- Data records:
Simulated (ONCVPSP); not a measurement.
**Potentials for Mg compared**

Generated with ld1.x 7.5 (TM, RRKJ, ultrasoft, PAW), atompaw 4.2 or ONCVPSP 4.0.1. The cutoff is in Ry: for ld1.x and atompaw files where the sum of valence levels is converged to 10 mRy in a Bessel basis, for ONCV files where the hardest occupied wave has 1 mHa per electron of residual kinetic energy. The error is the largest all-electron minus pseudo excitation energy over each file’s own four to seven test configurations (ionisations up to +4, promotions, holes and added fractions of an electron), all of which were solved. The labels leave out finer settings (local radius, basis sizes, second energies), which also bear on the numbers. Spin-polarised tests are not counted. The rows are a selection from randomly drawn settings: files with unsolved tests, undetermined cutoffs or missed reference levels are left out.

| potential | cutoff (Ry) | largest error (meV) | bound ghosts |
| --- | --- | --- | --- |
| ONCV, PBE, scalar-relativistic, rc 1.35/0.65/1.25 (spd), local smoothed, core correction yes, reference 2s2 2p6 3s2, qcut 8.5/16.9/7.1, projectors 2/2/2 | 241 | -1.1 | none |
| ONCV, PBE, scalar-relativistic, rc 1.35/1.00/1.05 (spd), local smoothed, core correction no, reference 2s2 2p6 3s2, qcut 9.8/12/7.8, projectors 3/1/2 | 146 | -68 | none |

- Work task: Take the lines from the start of the records through the line holding "for Mg compared**", both included, and please print them exactly, with nothing else.

- Reply:
Simulated (ONCVPSP); not a measurement.
**Potentials for Mg compared**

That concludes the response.